▶ _Work task_: For the entries below, repeat exactly each line starting with the one that contains "- dipole moment: 1.96 D" and going on through the one that contains "What does the change do to the dipole moment?", and no others.

+ + +

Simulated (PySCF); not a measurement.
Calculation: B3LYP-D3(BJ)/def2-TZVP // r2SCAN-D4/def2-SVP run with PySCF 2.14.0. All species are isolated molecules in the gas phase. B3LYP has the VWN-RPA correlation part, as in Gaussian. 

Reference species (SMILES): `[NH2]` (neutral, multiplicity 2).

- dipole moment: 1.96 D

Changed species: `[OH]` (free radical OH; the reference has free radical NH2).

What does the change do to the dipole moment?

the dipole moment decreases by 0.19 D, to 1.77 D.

+ + +

▶ _Answer section_:
- dipole moment: 1.96 D

Changed species: `[OH]` (free radical OH; the reference has free radical NH2).

What does the change do to the dipole moment?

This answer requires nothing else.